WORK TASK → Restate the whole of the data verbatim, omitting nothing.

DATA SECTION →
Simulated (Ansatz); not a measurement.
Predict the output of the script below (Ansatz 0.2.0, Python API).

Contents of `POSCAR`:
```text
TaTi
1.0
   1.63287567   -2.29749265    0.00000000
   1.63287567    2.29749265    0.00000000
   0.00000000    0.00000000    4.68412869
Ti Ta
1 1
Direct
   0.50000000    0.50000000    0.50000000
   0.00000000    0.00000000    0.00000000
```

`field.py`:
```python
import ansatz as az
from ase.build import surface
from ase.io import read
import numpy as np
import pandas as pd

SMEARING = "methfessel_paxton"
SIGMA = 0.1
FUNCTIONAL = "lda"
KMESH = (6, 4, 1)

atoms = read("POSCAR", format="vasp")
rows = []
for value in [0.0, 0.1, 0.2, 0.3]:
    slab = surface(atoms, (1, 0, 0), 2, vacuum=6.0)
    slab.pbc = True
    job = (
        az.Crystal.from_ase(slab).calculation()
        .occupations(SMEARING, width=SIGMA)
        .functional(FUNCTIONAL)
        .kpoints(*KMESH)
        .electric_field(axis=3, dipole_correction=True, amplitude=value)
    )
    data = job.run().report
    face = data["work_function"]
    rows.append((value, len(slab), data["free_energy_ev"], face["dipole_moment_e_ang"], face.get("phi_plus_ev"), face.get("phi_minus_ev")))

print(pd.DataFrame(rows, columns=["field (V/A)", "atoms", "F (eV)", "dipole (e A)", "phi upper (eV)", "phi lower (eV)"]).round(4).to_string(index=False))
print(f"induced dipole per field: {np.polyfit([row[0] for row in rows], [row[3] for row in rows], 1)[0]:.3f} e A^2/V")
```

YOUR RESPONSE →
Simulated (Ansatz); not a measurement.
Predict the output of the script below (Ansatz 0.2.0, Python API).

Contents of `POSCAR`:
```text
TaTi
1.0
   1.63287567   -2.29749265    0.00000000
   1.63287567    2.29749265    0.00000000
   0.00000000    0.00000000    4.68412869
Ti Ta
1 1
Direct
   0.50000000    0.50000000    0.50000000
   0.00000000    0.00000000    0.00000000
```

`field.py`:
```python
import ansatz as az
from ase.build import surface
from ase.io import read
import numpy as np
import pandas as pd

SMEARING = "methfessel_paxton"
SIGMA = 0.1
FUNCTIONAL = "lda"
KMESH = (6, 4, 1)

atoms = read("POSCAR", format="vasp")
rows = []
for value in [0.0, 0.1, 0.2, 0.3]:
    slab = surface(atoms, (1, 0, 0), 2, vacuum=6.0)
    slab.pbc = True
    job = (
        az.Crystal.from_ase(slab).calculation()
        .occupations(SMEARING, width=SIGMA)
        .functional(FUNCTIONAL)
        .kpoints(*KMESH)
        .electric_field(axis=3, dipole_correction=True, amplitude=value)
    )
    data = job.run().report
    face = data["work_function"]
    rows.append((value, len(slab), data["free_energy_ev"], face["dipole_moment_e_ang"], face.get("phi_plus_ev"), face.get("phi_minus_ev")))

print(pd.DataFrame(rows, columns=["field (V/A)", "atoms", "F (eV)", "dipole (e A)", "phi upper (eV)", "phi lower (eV)"]).round(4).to_string(index=False))
print(f"induced dipole per field: {np.polyfit([row[0] for row in rows], [row[3] for row in rows], 1)[0]:.3f} e A^2/V")
```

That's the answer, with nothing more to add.